Brief.
In the listing below, write out exactly each line from the first through the one containing "correction | no |".

Material shown.
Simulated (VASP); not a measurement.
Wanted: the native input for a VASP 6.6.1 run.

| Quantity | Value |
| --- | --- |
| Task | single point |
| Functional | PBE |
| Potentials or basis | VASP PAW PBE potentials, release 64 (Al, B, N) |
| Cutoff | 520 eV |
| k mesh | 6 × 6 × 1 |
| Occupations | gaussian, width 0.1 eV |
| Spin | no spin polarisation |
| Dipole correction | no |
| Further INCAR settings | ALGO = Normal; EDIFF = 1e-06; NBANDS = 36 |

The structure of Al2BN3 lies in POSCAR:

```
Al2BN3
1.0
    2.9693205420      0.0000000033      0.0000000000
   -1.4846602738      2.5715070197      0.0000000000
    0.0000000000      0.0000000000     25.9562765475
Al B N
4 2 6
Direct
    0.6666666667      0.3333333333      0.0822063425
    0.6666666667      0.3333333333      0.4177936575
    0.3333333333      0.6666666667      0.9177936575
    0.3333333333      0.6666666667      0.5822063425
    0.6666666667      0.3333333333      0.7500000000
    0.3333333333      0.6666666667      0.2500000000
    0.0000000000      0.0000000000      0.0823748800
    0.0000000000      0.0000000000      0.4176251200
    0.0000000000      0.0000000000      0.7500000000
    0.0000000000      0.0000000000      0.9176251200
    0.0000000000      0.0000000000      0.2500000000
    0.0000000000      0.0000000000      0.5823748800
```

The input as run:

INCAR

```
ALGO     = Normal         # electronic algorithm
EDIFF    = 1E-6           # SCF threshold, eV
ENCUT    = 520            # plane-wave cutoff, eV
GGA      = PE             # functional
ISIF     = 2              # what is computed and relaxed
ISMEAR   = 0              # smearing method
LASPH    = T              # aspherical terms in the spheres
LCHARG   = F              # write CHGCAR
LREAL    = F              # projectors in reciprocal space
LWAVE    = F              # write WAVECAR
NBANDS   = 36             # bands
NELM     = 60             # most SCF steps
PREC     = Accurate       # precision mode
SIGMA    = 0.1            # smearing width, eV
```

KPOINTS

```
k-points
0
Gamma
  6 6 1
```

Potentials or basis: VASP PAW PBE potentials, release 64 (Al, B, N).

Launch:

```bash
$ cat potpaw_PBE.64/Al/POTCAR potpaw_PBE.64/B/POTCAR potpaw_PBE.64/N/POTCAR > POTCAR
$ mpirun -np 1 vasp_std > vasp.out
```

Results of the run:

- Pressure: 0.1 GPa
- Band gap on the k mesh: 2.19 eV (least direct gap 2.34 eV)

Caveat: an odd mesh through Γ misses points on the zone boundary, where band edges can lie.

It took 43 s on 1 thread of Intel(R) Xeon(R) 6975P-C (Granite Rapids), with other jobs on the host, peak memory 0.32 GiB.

Response.
Simulated (VASP); not a measurement.
Wanted: the native input for a VASP 6.6.1 run.

| Quantity | Value |
| --- | --- |
| Task | single point |
| Functional | PBE |
| Potentials or basis | VASP PAW PBE potentials, release 64 (Al, B, N) |
| Cutoff | 520 eV |
| k mesh | 6 × 6 × 1 |
| Occupations | gaussian, width 0.1 eV |
| Spin | no spin polarisation |
| Dipole correction | no |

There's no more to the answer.